▶ [Brief]:
Return the whole listing exactly as it stands.

[Data section]

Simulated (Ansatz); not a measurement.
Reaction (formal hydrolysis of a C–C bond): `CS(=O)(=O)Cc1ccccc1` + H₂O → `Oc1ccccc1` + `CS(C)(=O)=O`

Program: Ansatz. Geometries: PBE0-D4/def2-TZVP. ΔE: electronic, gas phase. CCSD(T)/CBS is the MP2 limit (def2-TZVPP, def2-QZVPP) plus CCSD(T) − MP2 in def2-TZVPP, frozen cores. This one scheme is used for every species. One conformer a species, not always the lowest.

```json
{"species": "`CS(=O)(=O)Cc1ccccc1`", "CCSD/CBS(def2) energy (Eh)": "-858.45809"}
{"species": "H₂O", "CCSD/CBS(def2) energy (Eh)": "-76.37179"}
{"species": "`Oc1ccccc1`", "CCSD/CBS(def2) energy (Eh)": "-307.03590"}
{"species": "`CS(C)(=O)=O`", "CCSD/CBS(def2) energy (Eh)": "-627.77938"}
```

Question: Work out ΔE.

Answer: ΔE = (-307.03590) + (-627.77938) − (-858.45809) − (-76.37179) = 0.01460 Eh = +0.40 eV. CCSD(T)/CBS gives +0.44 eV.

[/Data section]

▶ [Response box]:
Simulated (Ansatz); not a measurement.
Reaction (formal hydrolysis of a C–C bond): `CS(=O)(=O)Cc1ccccc1` + H₂O → `Oc1ccccc1` + `CS(C)(=O)=O`

Program: Ansatz. Geometries: PBE0-D4/def2-TZVP. ΔE: electronic, gas phase. CCSD(T)/CBS is the MP2 limit (def2-TZVPP, def2-QZVPP) plus CCSD(T) − MP2 in def2-TZVPP, frozen cores. This one scheme is used for every species. One conformer a species, not always the lowest.

```json
{"species": "`CS(=O)(=O)Cc1ccccc1`", "CCSD/CBS(def2) energy (Eh)": "-858.45809"}
{"species": "H₂O", "CCSD/CBS(def2) energy (Eh)": "-76.37179"}
{"species": "`Oc1ccccc1`", "CCSD/CBS(def2) energy (Eh)": "-307.03590"}
{"species": "`CS(C)(=O)=O`", "CCSD/CBS(def2) energy (Eh)": "-627.77938"}
```

Question: Work out ΔE.

Answer: ΔE = (-307.03590) + (-627.77938) − (-858.45809) − (-76.37179) = 0.01460 Eh = +0.40 eV. CCSD(T)/CBS gives +0.44 eV.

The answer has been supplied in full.